⟨

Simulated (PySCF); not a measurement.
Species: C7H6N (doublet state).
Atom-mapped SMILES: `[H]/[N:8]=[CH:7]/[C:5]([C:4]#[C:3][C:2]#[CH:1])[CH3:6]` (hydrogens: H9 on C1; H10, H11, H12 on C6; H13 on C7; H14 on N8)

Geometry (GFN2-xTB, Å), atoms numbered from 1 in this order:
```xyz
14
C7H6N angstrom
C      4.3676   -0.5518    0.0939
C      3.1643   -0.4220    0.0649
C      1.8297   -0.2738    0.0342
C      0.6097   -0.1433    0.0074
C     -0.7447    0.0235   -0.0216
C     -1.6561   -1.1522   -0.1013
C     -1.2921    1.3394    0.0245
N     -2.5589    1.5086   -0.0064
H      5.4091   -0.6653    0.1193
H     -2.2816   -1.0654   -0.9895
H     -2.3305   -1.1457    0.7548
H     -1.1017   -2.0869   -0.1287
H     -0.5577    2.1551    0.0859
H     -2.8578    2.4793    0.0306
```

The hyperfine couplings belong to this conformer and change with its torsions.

⟩

ASSIGNED TASK
Your task is to reproduce the entries exactly, starting at the first line and ending with the line containing "C7; H14 on N8)".

WRITTEN REPLY
Simulated (PySCF); not a measurement.
Species: C7H6N (doublet state).
Atom-mapped SMILES: `[H]/[N:8]=[CH:7]/[C:5]([C:4]#[C:3][C:2]#[CH:1])[CH3:6]` (hydrogens: H9 on C1; H10, H11, H12 on C6; H13 on C7; H14 on N8)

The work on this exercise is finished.